Available data:
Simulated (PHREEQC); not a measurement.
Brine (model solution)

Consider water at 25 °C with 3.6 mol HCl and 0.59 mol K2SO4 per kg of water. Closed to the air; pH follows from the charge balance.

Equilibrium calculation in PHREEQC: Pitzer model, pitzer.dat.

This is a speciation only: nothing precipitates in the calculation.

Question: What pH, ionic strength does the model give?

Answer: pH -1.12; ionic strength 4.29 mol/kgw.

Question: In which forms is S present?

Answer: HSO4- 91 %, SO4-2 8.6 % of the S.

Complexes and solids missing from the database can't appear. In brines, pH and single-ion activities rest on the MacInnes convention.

Task item: Could you restate, word for word, the lines above from the one with "Equilibrium calculation in" to the one with "Answer: HSO4- 91 %, SO4-2 8.6 % of the S.", both included?

Task output:
Equilibrium calculation in PHREEQC: Pitzer model, pitzer.dat.

This is a speciation only: nothing precipitates in the calculation.

Question: What pH, ionic strength does the model give?

Answer: pH -1.12; ionic strength 4.29 mol/kgw.

Question: In which forms is S present?

Answer: HSO4- 91 %, SO4-2 8.6 % of the S.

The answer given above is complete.